* **Data under study**:
----------------------------------------
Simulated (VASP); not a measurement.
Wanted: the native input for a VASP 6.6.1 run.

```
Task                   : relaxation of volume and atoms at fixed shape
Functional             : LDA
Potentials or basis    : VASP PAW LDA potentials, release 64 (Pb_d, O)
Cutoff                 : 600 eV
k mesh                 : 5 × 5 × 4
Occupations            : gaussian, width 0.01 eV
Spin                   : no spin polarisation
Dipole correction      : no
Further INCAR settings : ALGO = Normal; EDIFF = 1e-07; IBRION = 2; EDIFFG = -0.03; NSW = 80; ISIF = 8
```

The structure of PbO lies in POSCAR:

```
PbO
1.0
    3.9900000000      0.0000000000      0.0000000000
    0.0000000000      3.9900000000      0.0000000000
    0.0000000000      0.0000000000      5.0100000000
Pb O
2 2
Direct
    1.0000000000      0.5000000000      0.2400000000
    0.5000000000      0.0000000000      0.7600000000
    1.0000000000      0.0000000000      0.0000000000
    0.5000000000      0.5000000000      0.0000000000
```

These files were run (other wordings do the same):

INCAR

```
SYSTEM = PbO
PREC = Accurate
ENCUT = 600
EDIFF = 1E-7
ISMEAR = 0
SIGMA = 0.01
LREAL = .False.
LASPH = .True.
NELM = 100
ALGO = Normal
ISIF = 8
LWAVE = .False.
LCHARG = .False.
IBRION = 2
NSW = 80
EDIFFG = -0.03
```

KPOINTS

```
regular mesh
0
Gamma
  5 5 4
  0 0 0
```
----------------------------------------

Copy out every record exactly; leave nothing out.

* **Task output**:
Simulated (VASP); not a measurement.
Wanted: the native input for a VASP 6.6.1 run.

```
Task                   : relaxation of volume and atoms at fixed shape
Functional             : LDA
Potentials or basis    : VASP PAW LDA potentials, release 64 (Pb_d, O)
Cutoff                 : 600 eV
k mesh                 : 5 × 5 × 4
Occupations            : gaussian, width 0.01 eV
Spin                   : no spin polarisation
Dipole correction      : no
Further INCAR settings : ALGO = Normal; EDIFF = 1e-07; IBRION = 2; EDIFFG = -0.03; NSW = 80; ISIF = 8
```

The structure of PbO lies in POSCAR:

```
PbO
1.0
    3.9900000000      0.0000000000      0.0000000000
    0.0000000000      3.9900000000      0.0000000000
    0.0000000000      0.0000000000      5.0100000000
Pb O
2 2
Direct
    1.0000000000      0.5000000000      0.2400000000
    0.5000000000      0.0000000000      0.7600000000
    1.0000000000      0.0000000000      0.0000000000
    0.5000000000      0.5000000000      0.0000000000
```

These files were run (other wordings do the same):

INCAR

```
SYSTEM = PbO
PREC = Accurate
ENCUT = 600
EDIFF = 1E-7
ISMEAR = 0
SIGMA = 0.01
LREAL = .False.
LASPH = .True.
NELM = 100
ALGO = Normal
ISIF = 8
LWAVE = .False.
LCHARG = .False.
IBRION = 2
NSW = 80
EDIFFG = -0.03
```

KPOINTS

```
regular mesh
0
Gamma
  5 5 4
  0 0 0
```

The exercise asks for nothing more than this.